## Work request:
Restate the records exactly. Include all of them.

## Data supplied:
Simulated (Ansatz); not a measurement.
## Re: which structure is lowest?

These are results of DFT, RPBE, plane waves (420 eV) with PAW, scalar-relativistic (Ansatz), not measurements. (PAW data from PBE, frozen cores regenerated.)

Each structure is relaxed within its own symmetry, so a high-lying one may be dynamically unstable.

## Problem solution:
Simulated (Ansatz); not a measurement.
## Re: which structure is lowest?

These are results of DFT, RPBE, plane waves (420 eV) with PAW, scalar-relativistic (Ansatz), not measurements. (PAW data from PBE, frozen cores regenerated.)

Each structure is relaxed within its own symmetry, so a high-lying one may be dynamically unstable.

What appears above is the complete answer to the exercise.